== Extracted entries ==
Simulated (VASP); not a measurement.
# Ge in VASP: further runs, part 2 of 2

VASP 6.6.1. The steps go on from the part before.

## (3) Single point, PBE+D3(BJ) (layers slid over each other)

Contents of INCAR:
===

• Action item:
Set down every record above exactly as written.

• Answer area:
Simulated (VASP); not a measurement.
# Ge in VASP: further runs, part 2 of 2

VASP 6.6.1. The steps go on from the part before.

## (3) Single point, PBE+D3(BJ) (layers slid over each other)

Contents of INCAR:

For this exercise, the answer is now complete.